_Given information:_
=== Section Start ===
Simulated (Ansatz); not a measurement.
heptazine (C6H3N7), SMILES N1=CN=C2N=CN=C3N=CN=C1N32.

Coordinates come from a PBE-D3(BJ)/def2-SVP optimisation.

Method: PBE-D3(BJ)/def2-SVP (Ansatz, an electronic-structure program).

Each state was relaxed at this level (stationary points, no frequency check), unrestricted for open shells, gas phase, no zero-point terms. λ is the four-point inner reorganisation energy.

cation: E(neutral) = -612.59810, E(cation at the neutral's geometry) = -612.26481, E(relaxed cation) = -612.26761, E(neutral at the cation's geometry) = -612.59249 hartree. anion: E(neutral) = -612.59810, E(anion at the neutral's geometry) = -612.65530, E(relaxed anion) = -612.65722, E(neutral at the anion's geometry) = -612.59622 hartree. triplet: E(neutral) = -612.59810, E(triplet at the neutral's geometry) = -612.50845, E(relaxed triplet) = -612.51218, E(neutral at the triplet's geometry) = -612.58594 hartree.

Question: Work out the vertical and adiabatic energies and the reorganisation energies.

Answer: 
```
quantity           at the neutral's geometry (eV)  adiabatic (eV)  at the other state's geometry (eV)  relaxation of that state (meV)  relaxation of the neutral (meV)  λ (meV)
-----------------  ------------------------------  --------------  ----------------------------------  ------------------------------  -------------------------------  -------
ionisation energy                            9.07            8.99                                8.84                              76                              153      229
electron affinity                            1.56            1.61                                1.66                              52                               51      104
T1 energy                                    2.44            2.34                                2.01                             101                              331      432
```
=== Section End ===

_Work instruction:_ Above are the records; copy exactly the lines from the line with "Method: PBE-D3(BJ)/def2-SVP (Ansatz, an" through the line with "Each state was", both included.

_Solution:_
Method: PBE-D3(BJ)/def2-SVP (Ansatz, an electronic-structure program).

Each state was relaxed at this level (stationary points, no frequency check), unrestricted for open shells, gas phase, no zero-point terms. λ is the four-point inner reorganisation energy.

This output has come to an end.